* [ACTIVITY] A complete transcription of the material, exact in every line, is what is wanted.

________

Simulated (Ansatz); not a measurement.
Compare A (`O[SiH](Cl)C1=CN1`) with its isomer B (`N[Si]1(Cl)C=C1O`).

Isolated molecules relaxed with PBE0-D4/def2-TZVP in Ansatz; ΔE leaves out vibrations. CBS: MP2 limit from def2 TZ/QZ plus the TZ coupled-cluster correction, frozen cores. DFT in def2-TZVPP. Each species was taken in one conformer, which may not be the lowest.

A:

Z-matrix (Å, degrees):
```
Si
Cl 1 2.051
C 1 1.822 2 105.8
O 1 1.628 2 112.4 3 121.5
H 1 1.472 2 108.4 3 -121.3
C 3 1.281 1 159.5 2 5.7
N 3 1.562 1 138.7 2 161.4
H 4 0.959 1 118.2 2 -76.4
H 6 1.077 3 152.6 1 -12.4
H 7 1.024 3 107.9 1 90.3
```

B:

________

* [RESPONSE]
Simulated (Ansatz); not a measurement.
Compare A (`O[SiH](Cl)C1=CN1`) with its isomer B (`N[Si]1(Cl)C=C1O`).

Isolated molecules relaxed with PBE0-D4/def2-TZVP in Ansatz; ΔE leaves out vibrations. CBS: MP2 limit from def2 TZ/QZ plus the TZ coupled-cluster correction, frozen cores. DFT in def2-TZVPP. Each species was taken in one conformer, which may not be the lowest.

A:

Z-matrix (Å, degrees):
```
Si
Cl 1 2.051
C 1 1.822 2 105.8
O 1 1.628 2 112.4 3 121.5
H 1 1.472 2 108.4 3 -121.3
C 3 1.281 1 159.5 2 5.7
N 3 1.562 1 138.7 2 161.4
H 4 0.959 1 118.2 2 -76.4
H 6 1.077 3 152.6 1 -12.4
H 7 1.024 3 107.9 1 90.3
```

B:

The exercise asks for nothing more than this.